Information provided
========================================================================

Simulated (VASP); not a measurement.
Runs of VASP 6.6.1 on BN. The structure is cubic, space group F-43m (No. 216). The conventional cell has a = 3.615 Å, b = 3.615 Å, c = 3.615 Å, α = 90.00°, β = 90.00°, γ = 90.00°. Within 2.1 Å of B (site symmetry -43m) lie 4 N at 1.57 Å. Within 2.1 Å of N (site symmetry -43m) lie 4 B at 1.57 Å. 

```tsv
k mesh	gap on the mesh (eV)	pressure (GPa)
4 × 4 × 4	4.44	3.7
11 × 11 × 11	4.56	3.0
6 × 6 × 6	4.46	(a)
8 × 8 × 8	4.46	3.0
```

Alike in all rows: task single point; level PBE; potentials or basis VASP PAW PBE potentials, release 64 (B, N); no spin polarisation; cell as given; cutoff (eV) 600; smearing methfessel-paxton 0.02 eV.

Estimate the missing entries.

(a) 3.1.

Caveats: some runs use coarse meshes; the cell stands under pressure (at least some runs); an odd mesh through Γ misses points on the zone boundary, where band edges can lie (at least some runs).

========================================================================

Work instruction
Verbatim reproduction of the entries is required.

Task response
Simulated (VASP); not a measurement.
Runs of VASP 6.6.1 on BN. The structure is cubic, space group F-43m (No. 216). The conventional cell has a = 3.615 Å, b = 3.615 Å, c = 3.615 Å, α = 90.00°, β = 90.00°, γ = 90.00°. Within 2.1 Å of B (site symmetry -43m) lie 4 N at 1.57 Å. Within 2.1 Å of N (site symmetry -43m) lie 4 B at 1.57 Å. 

```tsv
k mesh	gap on the mesh (eV)	pressure (GPa)
4 × 4 × 4	4.44	3.7
11 × 11 × 11	4.56	3.0
6 × 6 × 6	4.46	(a)
8 × 8 × 8	4.46	3.0
```

Alike in all rows: task single point; level PBE; potentials or basis VASP PAW PBE potentials, release 64 (B, N); no spin polarisation; cell as given; cutoff (eV) 600; smearing methfessel-paxton 0.02 eV.

Estimate the missing entries.

(a) 3.1.

Caveats: some runs use coarse meshes; the cell stands under pressure (at least some runs); an odd mesh through Γ misses points on the zone boundary, where band edges can lie (at least some runs).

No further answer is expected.